[Assigned task]
Could you set down every record exactly as it appears?

··· Extracted material
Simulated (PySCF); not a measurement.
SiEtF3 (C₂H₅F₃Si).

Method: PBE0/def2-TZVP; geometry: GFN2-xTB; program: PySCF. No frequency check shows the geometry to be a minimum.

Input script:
······

[Exercise solution]
Simulated (PySCF); not a measurement.
SiEtF3 (C₂H₅F₃Si).

Method: PBE0/def2-TZVP; geometry: GFN2-xTB; program: PySCF. No frequency check shows the geometry to be a minimum.

Input script:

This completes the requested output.